*** Opening Dataset ***
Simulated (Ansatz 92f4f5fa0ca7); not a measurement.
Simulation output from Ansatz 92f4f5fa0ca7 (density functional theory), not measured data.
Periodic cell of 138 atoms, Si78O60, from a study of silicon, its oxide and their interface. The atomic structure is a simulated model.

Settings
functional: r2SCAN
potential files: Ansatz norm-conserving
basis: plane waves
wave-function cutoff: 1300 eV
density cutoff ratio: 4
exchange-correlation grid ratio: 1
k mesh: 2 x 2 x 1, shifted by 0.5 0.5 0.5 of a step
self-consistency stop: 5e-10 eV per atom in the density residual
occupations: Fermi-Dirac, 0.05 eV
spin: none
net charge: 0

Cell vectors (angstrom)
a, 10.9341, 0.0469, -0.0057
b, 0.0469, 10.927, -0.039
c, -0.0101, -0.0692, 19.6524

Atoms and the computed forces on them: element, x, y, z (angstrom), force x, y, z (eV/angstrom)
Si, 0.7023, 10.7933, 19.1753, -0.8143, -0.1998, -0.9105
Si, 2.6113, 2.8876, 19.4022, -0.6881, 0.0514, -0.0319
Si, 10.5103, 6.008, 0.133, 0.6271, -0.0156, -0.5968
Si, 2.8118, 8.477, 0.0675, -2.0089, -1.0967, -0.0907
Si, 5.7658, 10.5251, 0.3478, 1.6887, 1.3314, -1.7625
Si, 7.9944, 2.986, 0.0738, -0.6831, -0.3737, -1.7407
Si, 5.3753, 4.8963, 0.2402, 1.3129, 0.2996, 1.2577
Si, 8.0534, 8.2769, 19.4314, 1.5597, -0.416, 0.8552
*** Closing Dataset ***

▸ **Requirement**:
Set down the data in full, word for word.

▸ **Expected answer**:
Simulated (Ansatz 92f4f5fa0ca7); not a measurement.
Simulation output from Ansatz 92f4f5fa0ca7 (density functional theory), not measured data.
Periodic cell of 138 atoms, Si78O60, from a study of silicon, its oxide and their interface. The atomic structure is a simulated model.

Settings
functional: r2SCAN
potential files: Ansatz norm-conserving
basis: plane waves
wave-function cutoff: 1300 eV
density cutoff ratio: 4
exchange-correlation grid ratio: 1
k mesh: 2 x 2 x 1, shifted by 0.5 0.5 0.5 of a step
self-consistency stop: 5e-10 eV per atom in the density residual
occupations: Fermi-Dirac, 0.05 eV
spin: none
net charge: 0

Cell vectors (angstrom)
a, 10.9341, 0.0469, -0.0057
b, 0.0469, 10.927, -0.039
c, -0.0101, -0.0692, 19.6524

Atoms and the computed forces on them: element, x, y, z (angstrom), force x, y, z (eV/angstrom)
Si, 0.7023, 10.7933, 19.1753, -0.8143, -0.1998, -0.9105
Si, 2.6113, 2.8876, 19.4022, -0.6881, 0.0514, -0.0319
Si, 10.5103, 6.008, 0.133, 0.6271, -0.0156, -0.5968
Si, 2.8118, 8.477, 0.0675, -2.0089, -1.0967, -0.0907
Si, 5.7658, 10.5251, 0.3478, 1.6887, 1.3314, -1.7625
Si, 7.9944, 2.986, 0.0738, -0.6831, -0.3737, -1.7407
Si, 5.3753, 4.8963, 0.2402, 1.3129, 0.2996, 1.2577
Si, 8.0534, 8.2769, 19.4314, 1.5597, -0.416, 0.8552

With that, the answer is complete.